--- Assignment ---
Beginning at the top of the data below, write out every line exactly until you reach the line with "The cell holds 2 atoms.", and include that line.

= Beginning of Section =

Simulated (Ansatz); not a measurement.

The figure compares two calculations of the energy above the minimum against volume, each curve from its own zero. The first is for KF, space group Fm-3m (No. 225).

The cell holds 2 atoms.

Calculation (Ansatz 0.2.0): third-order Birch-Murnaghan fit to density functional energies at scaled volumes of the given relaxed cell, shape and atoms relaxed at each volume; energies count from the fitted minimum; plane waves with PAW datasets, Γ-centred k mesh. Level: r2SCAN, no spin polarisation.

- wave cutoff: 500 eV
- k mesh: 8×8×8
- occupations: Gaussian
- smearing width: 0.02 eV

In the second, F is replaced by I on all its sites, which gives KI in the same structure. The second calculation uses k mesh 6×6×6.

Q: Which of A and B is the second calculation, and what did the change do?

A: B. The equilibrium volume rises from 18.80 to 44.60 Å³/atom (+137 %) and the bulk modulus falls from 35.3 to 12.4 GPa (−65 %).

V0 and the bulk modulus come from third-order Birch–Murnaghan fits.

= End of Section =

--- Task result ---
Simulated (Ansatz); not a measurement.

The figure compares two calculations of the energy above the minimum against volume, each curve from its own zero. The first is for KF, space group Fm-3m (No. 225).

The cell holds 2 atoms.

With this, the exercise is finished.